EXTRACTED INFORMATION »
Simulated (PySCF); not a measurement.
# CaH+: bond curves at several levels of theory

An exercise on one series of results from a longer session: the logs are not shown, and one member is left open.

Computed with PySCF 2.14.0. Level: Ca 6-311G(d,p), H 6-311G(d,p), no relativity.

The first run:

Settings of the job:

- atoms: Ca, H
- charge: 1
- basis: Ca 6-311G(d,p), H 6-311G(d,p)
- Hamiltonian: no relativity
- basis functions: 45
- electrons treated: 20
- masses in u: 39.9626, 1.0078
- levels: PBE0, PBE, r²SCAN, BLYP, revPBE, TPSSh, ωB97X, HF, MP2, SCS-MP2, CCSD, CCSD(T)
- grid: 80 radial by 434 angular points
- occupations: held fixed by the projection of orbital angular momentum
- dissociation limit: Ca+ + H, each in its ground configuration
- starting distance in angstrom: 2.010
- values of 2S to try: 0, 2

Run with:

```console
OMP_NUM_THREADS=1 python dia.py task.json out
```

ACTION ITEM » Give back the entries above exactly as they are, from their first line through the line that contains "- masses in u: 39.9626, 1.0078", both included, with nothing else.

ANSWER AREA »
Simulated (PySCF); not a measurement.
# CaH+: bond curves at several levels of theory

An exercise on one series of results from a longer session: the logs are not shown, and one member is left open.

Computed with PySCF 2.14.0. Level: Ca 6-311G(d,p), H 6-311G(d,p), no relativity.

The first run:

Settings of the job:

- atoms: Ca, H
- charge: 1
- basis: Ca 6-311G(d,p), H 6-311G(d,p)
- Hamiltonian: no relativity
- basis functions: 45
- electrons treated: 20
- masses in u: 39.9626, 1.0078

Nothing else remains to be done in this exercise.